◆ Action item
Print all of the data exactly as written.

◆ Material provided
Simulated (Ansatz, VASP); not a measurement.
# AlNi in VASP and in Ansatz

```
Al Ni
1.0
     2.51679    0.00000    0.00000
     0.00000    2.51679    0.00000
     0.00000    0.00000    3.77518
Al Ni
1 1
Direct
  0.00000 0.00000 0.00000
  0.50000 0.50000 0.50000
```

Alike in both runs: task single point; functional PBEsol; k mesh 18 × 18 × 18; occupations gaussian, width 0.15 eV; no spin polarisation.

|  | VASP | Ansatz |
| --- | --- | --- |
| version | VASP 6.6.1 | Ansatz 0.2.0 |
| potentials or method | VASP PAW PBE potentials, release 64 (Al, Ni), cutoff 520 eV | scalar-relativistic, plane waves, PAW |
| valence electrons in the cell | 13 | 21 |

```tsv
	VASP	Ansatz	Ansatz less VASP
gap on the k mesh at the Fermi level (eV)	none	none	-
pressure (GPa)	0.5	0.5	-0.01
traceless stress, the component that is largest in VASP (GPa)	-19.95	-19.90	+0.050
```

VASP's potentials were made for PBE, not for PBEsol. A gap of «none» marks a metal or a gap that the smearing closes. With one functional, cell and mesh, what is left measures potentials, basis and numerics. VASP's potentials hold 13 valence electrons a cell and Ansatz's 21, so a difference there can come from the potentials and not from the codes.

◆ Response
Simulated (Ansatz, VASP); not a measurement.
# AlNi in VASP and in Ansatz

```
Al Ni
1.0
     2.51679    0.00000    0.00000
     0.00000    2.51679    0.00000
     0.00000    0.00000    3.77518
Al Ni
1 1
Direct
  0.00000 0.00000 0.00000
  0.50000 0.50000 0.50000
```

Alike in both runs: task single point; functional PBEsol; k mesh 18 × 18 × 18; occupations gaussian, width 0.15 eV; no spin polarisation.

|  | VASP | Ansatz |
| --- | --- | --- |
| version | VASP 6.6.1 | Ansatz 0.2.0 |
| potentials or method | VASP PAW PBE potentials, release 64 (Al, Ni), cutoff 520 eV | scalar-relativistic, plane waves, PAW |
| valence electrons in the cell | 13 | 21 |

```tsv
	VASP	Ansatz	Ansatz less VASP
gap on the k mesh at the Fermi level (eV)	none	none	-
pressure (GPa)	0.5	0.5	-0.01
traceless stress, the component that is largest in VASP (GPa)	-19.95	-19.90	+0.050
```

VASP's potentials were made for PBE, not for PBEsol. A gap of «none» marks a metal or a gap that the smearing closes. With one functional, cell and mesh, what is left measures potentials, basis and numerics. VASP's potentials hold 13 valence electrons a cell and Ansatz's 21, so a difference there can come from the potentials and not from the codes.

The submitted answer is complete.